————————

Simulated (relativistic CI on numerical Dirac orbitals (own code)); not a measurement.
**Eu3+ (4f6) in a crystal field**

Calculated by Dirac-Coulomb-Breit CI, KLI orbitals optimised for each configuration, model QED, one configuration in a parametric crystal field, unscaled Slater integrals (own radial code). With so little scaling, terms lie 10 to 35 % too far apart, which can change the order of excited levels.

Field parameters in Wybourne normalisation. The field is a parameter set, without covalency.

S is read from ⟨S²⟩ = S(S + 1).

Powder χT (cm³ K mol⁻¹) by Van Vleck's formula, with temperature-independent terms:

————————

§ REQUIREMENT: Could you print all of the entries again exactly as they stand?

§ RESPONSE BOX:
Simulated (relativistic CI on numerical Dirac orbitals (own code)); not a measurement.
**Eu3+ (4f6) in a crystal field**

Calculated by Dirac-Coulomb-Breit CI, KLI orbitals optimised for each configuration, model QED, one configuration in a parametric crystal field, unscaled Slater integrals (own radial code). With so little scaling, terms lie 10 to 35 % too far apart, which can change the order of excited levels.

Field parameters in Wybourne normalisation. The field is a parameter set, without covalency.

S is read from ⟨S²⟩ = S(S + 1).

Powder χT (cm³ K mol⁻¹) by Van Vleck's formula, with temperature-independent terms:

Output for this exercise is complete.